*** DATASET Section Begins ***

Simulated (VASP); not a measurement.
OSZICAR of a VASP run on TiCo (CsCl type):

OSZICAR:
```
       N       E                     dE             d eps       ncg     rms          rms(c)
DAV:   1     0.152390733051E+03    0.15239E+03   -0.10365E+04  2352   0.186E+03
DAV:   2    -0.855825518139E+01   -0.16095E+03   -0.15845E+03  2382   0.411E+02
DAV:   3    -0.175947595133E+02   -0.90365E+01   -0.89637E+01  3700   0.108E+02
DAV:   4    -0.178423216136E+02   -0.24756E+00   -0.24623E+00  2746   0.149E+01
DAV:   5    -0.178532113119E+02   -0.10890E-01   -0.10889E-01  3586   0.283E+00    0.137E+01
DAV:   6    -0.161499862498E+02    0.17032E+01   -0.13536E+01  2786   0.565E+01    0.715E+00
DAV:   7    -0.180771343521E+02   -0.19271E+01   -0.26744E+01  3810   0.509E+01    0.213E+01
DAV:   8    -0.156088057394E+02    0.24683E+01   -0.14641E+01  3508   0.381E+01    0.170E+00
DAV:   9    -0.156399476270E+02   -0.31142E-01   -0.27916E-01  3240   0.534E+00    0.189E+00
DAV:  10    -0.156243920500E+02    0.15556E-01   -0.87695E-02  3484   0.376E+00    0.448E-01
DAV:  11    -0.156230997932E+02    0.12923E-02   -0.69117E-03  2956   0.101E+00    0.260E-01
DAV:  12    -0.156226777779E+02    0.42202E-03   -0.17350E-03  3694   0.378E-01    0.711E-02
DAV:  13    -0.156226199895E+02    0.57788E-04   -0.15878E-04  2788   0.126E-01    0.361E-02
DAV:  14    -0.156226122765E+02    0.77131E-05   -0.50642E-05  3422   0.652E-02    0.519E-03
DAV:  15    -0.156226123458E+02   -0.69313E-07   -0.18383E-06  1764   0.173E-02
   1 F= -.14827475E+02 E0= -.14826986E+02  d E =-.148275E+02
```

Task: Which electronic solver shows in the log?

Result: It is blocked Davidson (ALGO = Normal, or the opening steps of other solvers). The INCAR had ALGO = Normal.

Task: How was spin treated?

*** DATASET Section Ends ***

**WORK ITEM**
Return nothing but the lines from the top of the records above through the line that has "Task: Which electronic". Keep each one exact.

**WRITTEN REPLY**
Simulated (VASP); not a measurement.
OSZICAR of a VASP run on TiCo (CsCl type):

OSZICAR:
```
       N       E                     dE             d eps       ncg     rms          rms(c)
DAV:   1     0.152390733051E+03    0.15239E+03   -0.10365E+04  2352   0.186E+03
DAV:   2    -0.855825518139E+01   -0.16095E+03   -0.15845E+03  2382   0.411E+02
DAV:   3    -0.175947595133E+02   -0.90365E+01   -0.89637E+01  3700   0.108E+02
DAV:   4    -0.178423216136E+02   -0.24756E+00   -0.24623E+00  2746   0.149E+01
DAV:   5    -0.178532113119E+02   -0.10890E-01   -0.10889E-01  3586   0.283E+00    0.137E+01
DAV:   6    -0.161499862498E+02    0.17032E+01   -0.13536E+01  2786   0.565E+01    0.715E+00
DAV:   7    -0.180771343521E+02   -0.19271E+01   -0.26744E+01  3810   0.509E+01    0.213E+01
DAV:   8    -0.156088057394E+02    0.24683E+01   -0.14641E+01  3508   0.381E+01    0.170E+00
DAV:   9    -0.156399476270E+02   -0.31142E-01   -0.27916E-01  3240   0.534E+00    0.189E+00
DAV:  10    -0.156243920500E+02    0.15556E-01   -0.87695E-02  3484   0.376E+00    0.448E-01
DAV:  11    -0.156230997932E+02    0.12923E-02   -0.69117E-03  2956   0.101E+00    0.260E-01
DAV:  12    -0.156226777779E+02    0.42202E-03   -0.17350E-03  3694   0.378E-01    0.711E-02
DAV:  13    -0.156226199895E+02    0.57788E-04   -0.15878E-04  2788   0.126E-01    0.361E-02
DAV:  14    -0.156226122765E+02    0.77131E-05   -0.50642E-05  3422   0.652E-02    0.519E-03
DAV:  15    -0.156226123458E+02   -0.69313E-07   -0.18383E-06  1764   0.173E-02
   1 F= -.14827475E+02 E0= -.14826986E+02  d E =-.148275E+02
```

Task: Which electronic solver shows in the log?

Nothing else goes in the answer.